* **Required action**: Print the listing exactly, but only as far as the line containing "6.87; N -0.10 |". The first line and that line are both included.

* **Dataset content**:
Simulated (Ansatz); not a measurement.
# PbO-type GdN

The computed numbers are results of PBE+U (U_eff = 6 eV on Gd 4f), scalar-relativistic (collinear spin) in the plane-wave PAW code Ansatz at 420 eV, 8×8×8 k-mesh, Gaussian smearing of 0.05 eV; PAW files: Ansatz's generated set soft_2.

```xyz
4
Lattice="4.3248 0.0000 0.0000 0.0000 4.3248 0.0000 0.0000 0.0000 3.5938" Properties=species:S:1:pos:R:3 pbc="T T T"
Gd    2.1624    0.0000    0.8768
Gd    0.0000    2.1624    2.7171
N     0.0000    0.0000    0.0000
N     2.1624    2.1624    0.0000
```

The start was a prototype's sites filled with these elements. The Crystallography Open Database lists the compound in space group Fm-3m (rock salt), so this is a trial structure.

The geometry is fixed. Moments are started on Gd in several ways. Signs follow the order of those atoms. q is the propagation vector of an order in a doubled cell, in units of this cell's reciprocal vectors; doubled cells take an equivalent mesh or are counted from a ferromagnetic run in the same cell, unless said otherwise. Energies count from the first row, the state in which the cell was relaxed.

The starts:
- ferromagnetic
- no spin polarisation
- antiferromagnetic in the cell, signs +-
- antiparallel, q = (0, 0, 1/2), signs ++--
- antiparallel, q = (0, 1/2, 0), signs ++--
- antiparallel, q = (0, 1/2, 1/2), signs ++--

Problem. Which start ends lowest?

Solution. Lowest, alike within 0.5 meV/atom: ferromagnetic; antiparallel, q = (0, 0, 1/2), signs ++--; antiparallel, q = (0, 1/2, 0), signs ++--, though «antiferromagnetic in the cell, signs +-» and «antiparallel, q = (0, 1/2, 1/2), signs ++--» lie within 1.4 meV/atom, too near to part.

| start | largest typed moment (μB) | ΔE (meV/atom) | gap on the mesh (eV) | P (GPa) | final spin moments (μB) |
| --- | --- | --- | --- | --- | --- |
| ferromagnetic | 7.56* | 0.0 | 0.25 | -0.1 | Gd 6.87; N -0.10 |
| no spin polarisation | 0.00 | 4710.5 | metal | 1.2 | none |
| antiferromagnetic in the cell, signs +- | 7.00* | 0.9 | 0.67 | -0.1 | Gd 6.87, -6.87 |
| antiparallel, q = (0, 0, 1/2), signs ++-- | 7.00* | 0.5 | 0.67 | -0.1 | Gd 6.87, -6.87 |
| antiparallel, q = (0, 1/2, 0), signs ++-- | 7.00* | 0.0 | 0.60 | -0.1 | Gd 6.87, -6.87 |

* **Exercise solution**:
Simulated (Ansatz); not a measurement.
# PbO-type GdN

The computed numbers are results of PBE+U (U_eff = 6 eV on Gd 4f), scalar-relativistic (collinear spin) in the plane-wave PAW code Ansatz at 420 eV, 8×8×8 k-mesh, Gaussian smearing of 0.05 eV; PAW files: Ansatz's generated set soft_2.

```xyz
4
Lattice="4.3248 0.0000 0.0000 0.0000 4.3248 0.0000 0.0000 0.0000 3.5938" Properties=species:S:1:pos:R:3 pbc="T T T"
Gd    2.1624    0.0000    0.8768
Gd    0.0000    2.1624    2.7171
N     0.0000    0.0000    0.0000
N     2.1624    2.1624    0.0000
```

The start was a prototype's sites filled with these elements. The Crystallography Open Database lists the compound in space group Fm-3m (rock salt), so this is a trial structure.

The geometry is fixed. Moments are started on Gd in several ways. Signs follow the order of those atoms. q is the propagation vector of an order in a doubled cell, in units of this cell's reciprocal vectors; doubled cells take an equivalent mesh or are counted from a ferromagnetic run in the same cell, unless said otherwise. Energies count from the first row, the state in which the cell was relaxed.

The starts:
- ferromagnetic
- no spin polarisation
- antiferromagnetic in the cell, signs +-
- antiparallel, q = (0, 0, 1/2), signs ++--
- antiparallel, q = (0, 1/2, 0), signs ++--
- antiparallel, q = (0, 1/2, 1/2), signs ++--

Problem. Which start ends lowest?

Solution. Lowest, alike within 0.5 meV/atom: ferromagnetic; antiparallel, q = (0, 0, 1/2), signs ++--; antiparallel, q = (0, 1/2, 0), signs ++--, though «antiferromagnetic in the cell, signs +-» and «antiparallel, q = (0, 1/2, 1/2), signs ++--» lie within 1.4 meV/atom, too near to part.

| start | largest typed moment (μB) | ΔE (meV/atom) | gap on the mesh (eV) | P (GPa) | final spin moments (μB) |
| --- | --- | --- | --- | --- | --- |
| ferromagnetic | 7.56* | 0.0 | 0.25 | -0.1 | Gd 6.87; N -0.10 |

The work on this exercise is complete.